■ ■ ■
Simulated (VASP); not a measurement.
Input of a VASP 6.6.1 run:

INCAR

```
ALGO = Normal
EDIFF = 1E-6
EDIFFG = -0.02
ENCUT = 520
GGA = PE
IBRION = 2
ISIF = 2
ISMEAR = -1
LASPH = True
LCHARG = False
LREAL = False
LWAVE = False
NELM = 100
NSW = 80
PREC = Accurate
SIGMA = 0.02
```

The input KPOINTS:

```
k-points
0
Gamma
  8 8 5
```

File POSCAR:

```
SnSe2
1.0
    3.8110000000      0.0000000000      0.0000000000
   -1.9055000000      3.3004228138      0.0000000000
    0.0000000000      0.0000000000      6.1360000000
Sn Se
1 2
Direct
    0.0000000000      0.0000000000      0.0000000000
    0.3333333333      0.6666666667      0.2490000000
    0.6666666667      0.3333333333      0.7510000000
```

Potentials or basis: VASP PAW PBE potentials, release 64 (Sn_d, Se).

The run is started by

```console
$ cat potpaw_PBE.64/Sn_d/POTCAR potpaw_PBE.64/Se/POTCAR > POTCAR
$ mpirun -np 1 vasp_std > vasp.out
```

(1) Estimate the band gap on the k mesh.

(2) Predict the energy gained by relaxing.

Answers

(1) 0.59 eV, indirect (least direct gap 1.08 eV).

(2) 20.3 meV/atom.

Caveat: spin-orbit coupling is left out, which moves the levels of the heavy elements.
■ ■ ■

:: Brief ::
What is asked for is an exact copy of the lines above from the one containing "(1) Estimate the band gap on the k mesh." through the one containing "(2) 20.3 meV/atom.", and only those.

:: Response ::
(1) Estimate the band gap on the k mesh.

(2) Predict the energy gained by relaxing.

Answers

(1) 0.59 eV, indirect (least direct gap 1.08 eV).

(2) 20.3 meV/atom.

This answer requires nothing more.